=====

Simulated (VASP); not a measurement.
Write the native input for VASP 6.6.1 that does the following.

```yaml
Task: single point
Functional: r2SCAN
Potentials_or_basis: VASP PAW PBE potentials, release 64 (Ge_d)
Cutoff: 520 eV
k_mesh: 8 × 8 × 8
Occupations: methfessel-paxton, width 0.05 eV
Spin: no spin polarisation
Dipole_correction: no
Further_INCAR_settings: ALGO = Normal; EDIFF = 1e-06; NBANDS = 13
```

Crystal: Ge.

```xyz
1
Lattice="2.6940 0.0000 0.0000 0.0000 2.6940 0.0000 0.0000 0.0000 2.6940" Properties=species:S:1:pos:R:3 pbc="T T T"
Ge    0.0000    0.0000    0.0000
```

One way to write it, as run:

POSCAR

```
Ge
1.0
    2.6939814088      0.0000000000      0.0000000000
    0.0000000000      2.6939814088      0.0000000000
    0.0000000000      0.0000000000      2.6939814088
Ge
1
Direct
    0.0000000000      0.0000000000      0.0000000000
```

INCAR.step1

=====

Work instruction:
Retype the records above exactly, so that no line differs from its source.

Answer box:
Simulated (VASP); not a measurement.
Write the native input for VASP 6.6.1 that does the following.

```yaml
Task: single point
Functional: r2SCAN
Potentials_or_basis: VASP PAW PBE potentials, release 64 (Ge_d)
Cutoff: 520 eV
k_mesh: 8 × 8 × 8
Occupations: methfessel-paxton, width 0.05 eV
Spin: no spin polarisation
Dipole_correction: no
Further_INCAR_settings: ALGO = Normal; EDIFF = 1e-06; NBANDS = 13
```

Crystal: Ge.

```xyz
1
Lattice="2.6940 0.0000 0.0000 0.0000 2.6940 0.0000 0.0000 0.0000 2.6940" Properties=species:S:1:pos:R:3 pbc="T T T"
Ge    0.0000    0.0000    0.0000
```

One way to write it, as run:

POSCAR

```
Ge
1.0
    2.6939814088      0.0000000000      0.0000000000
    0.0000000000      2.6939814088      0.0000000000
    0.0000000000      0.0000000000      2.6939814088
Ge
1
Direct
    0.0000000000      0.0000000000      0.0000000000
```

INCAR.step1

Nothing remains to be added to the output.